Work instruction: Word for word, restate all of the data shown below.

Information:
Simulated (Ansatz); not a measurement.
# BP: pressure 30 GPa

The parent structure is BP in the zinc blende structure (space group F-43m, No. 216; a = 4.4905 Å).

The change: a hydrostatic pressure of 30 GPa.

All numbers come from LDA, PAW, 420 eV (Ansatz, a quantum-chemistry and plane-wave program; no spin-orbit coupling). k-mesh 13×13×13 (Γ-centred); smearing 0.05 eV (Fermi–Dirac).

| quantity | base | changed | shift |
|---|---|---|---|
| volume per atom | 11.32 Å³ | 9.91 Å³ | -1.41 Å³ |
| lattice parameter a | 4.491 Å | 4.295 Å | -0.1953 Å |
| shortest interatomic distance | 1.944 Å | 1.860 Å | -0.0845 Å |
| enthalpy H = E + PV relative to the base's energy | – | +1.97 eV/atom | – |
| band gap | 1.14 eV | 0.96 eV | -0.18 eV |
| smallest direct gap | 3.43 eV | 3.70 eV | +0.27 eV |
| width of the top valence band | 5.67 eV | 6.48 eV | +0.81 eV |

Your solution:
Simulated (Ansatz); not a measurement.
# BP: pressure 30 GPa

The parent structure is BP in the zinc blende structure (space group F-43m, No. 216; a = 4.4905 Å).

The change: a hydrostatic pressure of 30 GPa.

All numbers come from LDA, PAW, 420 eV (Ansatz, a quantum-chemistry and plane-wave program; no spin-orbit coupling). k-mesh 13×13×13 (Γ-centred); smearing 0.05 eV (Fermi–Dirac).

| quantity | base | changed | shift |
|---|---|---|---|
| volume per atom | 11.32 Å³ | 9.91 Å³ | -1.41 Å³ |
| lattice parameter a | 4.491 Å | 4.295 Å | -0.1953 Å |
| shortest interatomic distance | 1.944 Å | 1.860 Å | -0.0845 Å |
| enthalpy H = E + PV relative to the base's energy | – | +1.97 eV/atom | – |
| band gap | 1.14 eV | 0.96 eV | -0.18 eV |
| smallest direct gap | 3.43 eV | 3.70 eV | +0.27 eV |
| width of the top valence band | 5.67 eV | 6.48 eV | +0.81 eV |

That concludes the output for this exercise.